-------- Provided information --------

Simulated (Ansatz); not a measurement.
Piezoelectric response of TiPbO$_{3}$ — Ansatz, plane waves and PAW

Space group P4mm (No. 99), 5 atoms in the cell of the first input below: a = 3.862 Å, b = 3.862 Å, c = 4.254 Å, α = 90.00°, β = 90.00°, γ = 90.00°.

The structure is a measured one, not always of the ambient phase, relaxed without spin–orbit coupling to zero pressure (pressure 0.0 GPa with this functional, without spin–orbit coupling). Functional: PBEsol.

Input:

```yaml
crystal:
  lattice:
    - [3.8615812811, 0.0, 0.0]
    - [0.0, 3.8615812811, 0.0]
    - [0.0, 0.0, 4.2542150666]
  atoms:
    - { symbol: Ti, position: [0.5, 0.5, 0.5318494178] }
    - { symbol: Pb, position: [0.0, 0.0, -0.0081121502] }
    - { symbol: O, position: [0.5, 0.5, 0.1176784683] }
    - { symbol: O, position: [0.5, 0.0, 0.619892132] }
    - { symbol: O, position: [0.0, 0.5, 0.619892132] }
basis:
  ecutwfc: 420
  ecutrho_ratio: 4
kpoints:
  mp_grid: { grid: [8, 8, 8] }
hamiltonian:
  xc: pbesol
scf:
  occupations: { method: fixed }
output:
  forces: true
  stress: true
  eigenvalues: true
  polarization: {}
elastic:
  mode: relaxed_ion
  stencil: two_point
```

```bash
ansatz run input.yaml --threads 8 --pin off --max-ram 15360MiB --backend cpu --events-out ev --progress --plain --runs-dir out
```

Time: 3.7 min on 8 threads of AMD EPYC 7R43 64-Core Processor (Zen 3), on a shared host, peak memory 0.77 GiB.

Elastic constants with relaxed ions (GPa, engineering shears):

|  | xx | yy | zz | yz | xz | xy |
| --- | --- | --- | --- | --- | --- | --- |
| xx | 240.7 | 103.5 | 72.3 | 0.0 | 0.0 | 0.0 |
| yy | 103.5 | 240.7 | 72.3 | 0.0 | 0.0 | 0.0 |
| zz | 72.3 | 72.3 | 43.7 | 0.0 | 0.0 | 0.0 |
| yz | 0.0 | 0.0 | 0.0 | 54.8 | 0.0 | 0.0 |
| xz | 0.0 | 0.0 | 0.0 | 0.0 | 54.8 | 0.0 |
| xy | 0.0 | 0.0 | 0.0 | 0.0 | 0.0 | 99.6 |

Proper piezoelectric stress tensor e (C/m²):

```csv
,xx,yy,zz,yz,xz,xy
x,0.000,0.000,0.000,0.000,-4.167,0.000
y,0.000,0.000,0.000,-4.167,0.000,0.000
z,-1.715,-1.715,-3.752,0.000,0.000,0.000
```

--------

◆ Work task
Using the material above, quote the first line and each line after it, stopping at and including the line that holds "Space group P4mm".

◆ Task output
Simulated (Ansatz); not a measurement.
Piezoelectric response of TiPbO$_{3}$ — Ansatz, plane waves and PAW

Space group P4mm (No. 99), 5 atoms in the cell of the first input below: a = 3.862 Å, b = 3.862 Å, c = 4.254 Å, α = 90.00°, β = 90.00°, γ = 90.00°.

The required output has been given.